**Supplied data**

★ ★ ★ ★ ★

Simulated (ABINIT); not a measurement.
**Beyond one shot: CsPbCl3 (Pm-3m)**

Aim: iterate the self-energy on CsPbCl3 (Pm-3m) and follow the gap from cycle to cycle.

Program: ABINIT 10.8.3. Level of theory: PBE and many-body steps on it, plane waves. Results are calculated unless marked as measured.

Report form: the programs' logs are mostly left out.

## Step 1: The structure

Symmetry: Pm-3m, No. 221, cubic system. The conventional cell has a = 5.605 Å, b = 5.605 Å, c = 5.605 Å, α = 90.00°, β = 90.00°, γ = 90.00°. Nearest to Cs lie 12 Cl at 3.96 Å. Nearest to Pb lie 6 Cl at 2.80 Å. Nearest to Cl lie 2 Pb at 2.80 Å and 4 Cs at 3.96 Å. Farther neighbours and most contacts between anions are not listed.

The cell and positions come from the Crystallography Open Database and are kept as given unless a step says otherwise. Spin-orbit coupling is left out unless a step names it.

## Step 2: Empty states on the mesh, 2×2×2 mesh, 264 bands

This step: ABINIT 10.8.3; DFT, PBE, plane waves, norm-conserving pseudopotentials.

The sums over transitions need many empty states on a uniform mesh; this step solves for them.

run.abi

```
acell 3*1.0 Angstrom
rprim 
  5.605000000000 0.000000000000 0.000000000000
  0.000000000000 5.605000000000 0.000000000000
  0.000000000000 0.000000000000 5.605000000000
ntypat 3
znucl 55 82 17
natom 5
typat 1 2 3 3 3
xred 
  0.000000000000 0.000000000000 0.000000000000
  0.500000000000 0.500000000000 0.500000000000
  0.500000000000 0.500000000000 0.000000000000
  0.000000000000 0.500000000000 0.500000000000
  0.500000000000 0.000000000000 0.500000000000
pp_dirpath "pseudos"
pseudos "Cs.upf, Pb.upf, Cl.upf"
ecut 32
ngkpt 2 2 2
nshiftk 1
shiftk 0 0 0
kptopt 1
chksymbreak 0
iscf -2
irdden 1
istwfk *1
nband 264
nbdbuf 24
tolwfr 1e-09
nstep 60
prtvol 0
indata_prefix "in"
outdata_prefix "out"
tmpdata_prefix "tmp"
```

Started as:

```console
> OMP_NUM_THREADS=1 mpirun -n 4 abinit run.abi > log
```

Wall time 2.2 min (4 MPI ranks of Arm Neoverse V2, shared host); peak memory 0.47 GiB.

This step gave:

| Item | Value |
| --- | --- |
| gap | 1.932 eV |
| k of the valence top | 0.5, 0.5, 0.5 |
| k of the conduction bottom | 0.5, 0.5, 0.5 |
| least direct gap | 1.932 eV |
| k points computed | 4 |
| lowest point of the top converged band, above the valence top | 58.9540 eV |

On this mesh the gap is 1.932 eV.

★ ★ ★ ★ ★

An exact repetition of the material above is required, from its first line through the line holding "## Step 1: The structure", with nothing added.

Simulated (ABINIT); not a measurement.
**Beyond one shot: CsPbCl3 (Pm-3m)**

Aim: iterate the self-energy on CsPbCl3 (Pm-3m) and follow the gap from cycle to cycle.

Program: ABINIT 10.8.3. Level of theory: PBE and many-body steps on it, plane waves. Results are calculated unless marked as measured.

Report form: the programs' logs are mostly left out.

## Step 1: The structure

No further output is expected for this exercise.